• Action item
Reproduce the entries below in full, word for word.

• Extracted data
━━━

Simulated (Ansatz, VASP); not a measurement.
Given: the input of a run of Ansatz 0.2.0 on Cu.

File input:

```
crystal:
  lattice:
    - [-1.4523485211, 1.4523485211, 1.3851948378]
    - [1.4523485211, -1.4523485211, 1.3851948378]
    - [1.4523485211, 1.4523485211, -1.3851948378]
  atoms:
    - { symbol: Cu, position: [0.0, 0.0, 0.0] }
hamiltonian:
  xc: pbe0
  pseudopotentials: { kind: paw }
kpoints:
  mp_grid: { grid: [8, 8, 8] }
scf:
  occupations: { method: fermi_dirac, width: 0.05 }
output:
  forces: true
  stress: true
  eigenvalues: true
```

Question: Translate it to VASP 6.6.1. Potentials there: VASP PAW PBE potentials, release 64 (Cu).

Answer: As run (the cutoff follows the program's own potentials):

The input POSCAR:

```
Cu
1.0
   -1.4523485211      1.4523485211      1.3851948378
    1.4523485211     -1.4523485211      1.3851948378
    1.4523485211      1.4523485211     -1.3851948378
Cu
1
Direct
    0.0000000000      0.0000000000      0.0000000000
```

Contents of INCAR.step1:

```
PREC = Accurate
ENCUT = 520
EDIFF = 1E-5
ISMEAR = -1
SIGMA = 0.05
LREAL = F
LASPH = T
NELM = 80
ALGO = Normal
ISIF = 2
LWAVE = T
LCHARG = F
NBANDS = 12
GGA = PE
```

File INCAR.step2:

━━━

• Your response
Simulated (Ansatz, VASP); not a measurement.
Given: the input of a run of Ansatz 0.2.0 on Cu.

File input:

```
crystal:
  lattice:
    - [-1.4523485211, 1.4523485211, 1.3851948378]
    - [1.4523485211, -1.4523485211, 1.3851948378]
    - [1.4523485211, 1.4523485211, -1.3851948378]
  atoms:
    - { symbol: Cu, position: [0.0, 0.0, 0.0] }
hamiltonian:
  xc: pbe0
  pseudopotentials: { kind: paw }
kpoints:
  mp_grid: { grid: [8, 8, 8] }
scf:
  occupations: { method: fermi_dirac, width: 0.05 }
output:
  forces: true
  stress: true
  eigenvalues: true
```

Question: Translate it to VASP 6.6.1. Potentials there: VASP PAW PBE potentials, release 64 (Cu).

Answer: As run (the cutoff follows the program's own potentials):

The input POSCAR:

```
Cu
1.0
   -1.4523485211      1.4523485211      1.3851948378
    1.4523485211     -1.4523485211      1.3851948378
    1.4523485211      1.4523485211     -1.3851948378
Cu
1
Direct
    0.0000000000      0.0000000000      0.0000000000
```

Contents of INCAR.step1:

```
PREC = Accurate
ENCUT = 520
EDIFF = 1E-5
ISMEAR = -1
SIGMA = 0.05
LREAL = F
LASPH = T
NELM = 80
ALGO = Normal
ISIF = 2
LWAVE = T
LCHARG = F
NBANDS = 12
GGA = PE
```

File INCAR.step2:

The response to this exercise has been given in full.